▶ **WORK ORDER**
Could each record be written out again exactly as it stands?

-- SOURCE INFORMATION follows --

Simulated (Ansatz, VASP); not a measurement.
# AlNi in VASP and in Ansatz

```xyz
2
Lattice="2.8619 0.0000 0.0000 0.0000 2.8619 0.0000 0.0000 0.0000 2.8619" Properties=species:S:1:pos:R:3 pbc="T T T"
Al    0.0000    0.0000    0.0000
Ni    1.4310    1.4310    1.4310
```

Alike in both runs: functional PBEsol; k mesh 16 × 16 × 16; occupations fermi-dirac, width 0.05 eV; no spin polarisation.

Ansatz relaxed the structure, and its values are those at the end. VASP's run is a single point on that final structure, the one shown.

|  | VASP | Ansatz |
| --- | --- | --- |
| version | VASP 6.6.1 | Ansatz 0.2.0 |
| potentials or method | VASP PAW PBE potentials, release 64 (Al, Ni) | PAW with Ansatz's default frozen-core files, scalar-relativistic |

-- SOURCE INFORMATION concluded --

▶ **EXERCISE RESPONSE**
Simulated (Ansatz, VASP); not a measurement.
# AlNi in VASP and in Ansatz

```xyz
2
Lattice="2.8619 0.0000 0.0000 0.0000 2.8619 0.0000 0.0000 0.0000 2.8619" Properties=species:S:1:pos:R:3 pbc="T T T"
Al    0.0000    0.0000    0.0000
Ni    1.4310    1.4310    1.4310
```

Alike in both runs: functional PBEsol; k mesh 16 × 16 × 16; occupations fermi-dirac, width 0.05 eV; no spin polarisation.

Ansatz relaxed the structure, and its values are those at the end. VASP's run is a single point on that final structure, the one shown.

|  | VASP | Ansatz |
| --- | --- | --- |
| version | VASP 6.6.1 | Ansatz 0.2.0 |
| potentials or method | VASP PAW PBE potentials, release 64 (Al, Ni) | PAW with Ansatz's default frozen-core files, scalar-relativistic |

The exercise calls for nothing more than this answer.